*SUPPLIED MATERIAL*:
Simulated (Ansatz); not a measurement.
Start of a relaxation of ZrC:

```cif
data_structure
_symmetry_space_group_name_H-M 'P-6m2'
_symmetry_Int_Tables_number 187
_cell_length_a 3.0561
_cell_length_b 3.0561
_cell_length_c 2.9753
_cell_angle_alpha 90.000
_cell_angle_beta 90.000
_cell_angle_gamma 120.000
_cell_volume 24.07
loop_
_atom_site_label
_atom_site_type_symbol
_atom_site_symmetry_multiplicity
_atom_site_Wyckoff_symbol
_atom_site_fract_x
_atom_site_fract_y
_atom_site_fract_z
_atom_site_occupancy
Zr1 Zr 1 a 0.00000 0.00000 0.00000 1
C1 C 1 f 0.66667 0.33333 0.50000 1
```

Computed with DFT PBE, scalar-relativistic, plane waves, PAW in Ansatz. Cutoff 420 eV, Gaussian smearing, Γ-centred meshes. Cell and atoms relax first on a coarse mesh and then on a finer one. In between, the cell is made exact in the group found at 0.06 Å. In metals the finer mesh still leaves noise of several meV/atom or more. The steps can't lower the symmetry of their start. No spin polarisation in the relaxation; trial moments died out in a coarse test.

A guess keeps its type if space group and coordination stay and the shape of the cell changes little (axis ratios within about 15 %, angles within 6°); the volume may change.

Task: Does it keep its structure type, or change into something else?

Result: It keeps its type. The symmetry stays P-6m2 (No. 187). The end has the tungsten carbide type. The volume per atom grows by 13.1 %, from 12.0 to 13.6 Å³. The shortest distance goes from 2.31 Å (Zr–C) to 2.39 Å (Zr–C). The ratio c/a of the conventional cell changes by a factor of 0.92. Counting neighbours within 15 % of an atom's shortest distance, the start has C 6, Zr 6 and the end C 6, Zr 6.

*WORK ORDER*: Everything from the first line of the material through the line containing "A guess keeps" is to be printed exactly; lines after that are to be left out.

*RESPONSE*:
Simulated (Ansatz); not a measurement.
Start of a relaxation of ZrC:

```cif
data_structure
_symmetry_space_group_name_H-M 'P-6m2'
_symmetry_Int_Tables_number 187
_cell_length_a 3.0561
_cell_length_b 3.0561
_cell_length_c 2.9753
_cell_angle_alpha 90.000
_cell_angle_beta 90.000
_cell_angle_gamma 120.000
_cell_volume 24.07
loop_
_atom_site_label
_atom_site_type_symbol
_atom_site_symmetry_multiplicity
_atom_site_Wyckoff_symbol
_atom_site_fract_x
_atom_site_fract_y
_atom_site_fract_z
_atom_site_occupancy
Zr1 Zr 1 a 0.00000 0.00000 0.00000 1
C1 C 1 f 0.66667 0.33333 0.50000 1
```

Computed with DFT PBE, scalar-relativistic, plane waves, PAW in Ansatz. Cutoff 420 eV, Gaussian smearing, Γ-centred meshes. Cell and atoms relax first on a coarse mesh and then on a finer one. In between, the cell is made exact in the group found at 0.06 Å. In metals the finer mesh still leaves noise of several meV/atom or more. The steps can't lower the symmetry of their start. No spin polarisation in the relaxation; trial moments died out in a coarse test.

A guess keeps its type if space group and coordination stay and the shape of the cell changes little (axis ratios within about 15 %, angles within 6°); the volume may change.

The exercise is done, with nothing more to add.